_WORK TASK_
Please repeat the records below exactly, from the first line through the line containing "Whether these cells", and nothing more.

_GIVEN RECORDS_
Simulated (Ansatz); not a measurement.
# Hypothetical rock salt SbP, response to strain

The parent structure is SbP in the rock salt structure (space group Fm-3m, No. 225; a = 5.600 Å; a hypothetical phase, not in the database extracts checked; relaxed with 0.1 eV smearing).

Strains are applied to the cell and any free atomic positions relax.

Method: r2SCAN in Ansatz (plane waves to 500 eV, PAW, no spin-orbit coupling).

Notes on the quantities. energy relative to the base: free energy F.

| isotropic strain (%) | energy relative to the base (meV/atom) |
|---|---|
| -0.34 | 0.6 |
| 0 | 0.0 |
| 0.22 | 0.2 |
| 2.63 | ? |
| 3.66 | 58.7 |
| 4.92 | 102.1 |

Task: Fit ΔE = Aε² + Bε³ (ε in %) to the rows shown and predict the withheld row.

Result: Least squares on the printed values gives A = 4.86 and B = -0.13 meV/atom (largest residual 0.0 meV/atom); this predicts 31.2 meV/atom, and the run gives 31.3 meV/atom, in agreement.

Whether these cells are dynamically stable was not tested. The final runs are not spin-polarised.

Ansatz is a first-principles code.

_EXERCISE SOLUTION_
Simulated (Ansatz); not a measurement.
# Hypothetical rock salt SbP, response to strain

The parent structure is SbP in the rock salt structure (space group Fm-3m, No. 225; a = 5.600 Å; a hypothetical phase, not in the database extracts checked; relaxed with 0.1 eV smearing).

Strains are applied to the cell and any free atomic positions relax.

Method: r2SCAN in Ansatz (plane waves to 500 eV, PAW, no spin-orbit coupling).

Notes on the quantities. energy relative to the base: free energy F.

| isotropic strain (%) | energy relative to the base (meV/atom) |
|---|---|
| -0.34 | 0.6 |
| 0 | 0.0 |
| 0.22 | 0.2 |
| 2.63 | ? |
| 3.66 | 58.7 |
| 4.92 | 102.1 |

Task: Fit ΔE = Aε² + Bε³ (ε in %) to the rows shown and predict the withheld row.

Result: Least squares on the printed values gives A = 4.86 and B = -0.13 meV/atom (largest residual 0.0 meV/atom); this predicts 31.2 meV/atom, and the run gives 31.3 meV/atom, in agreement.

Whether these cells are dynamically stable was not tested. The final runs are not spin-polarised.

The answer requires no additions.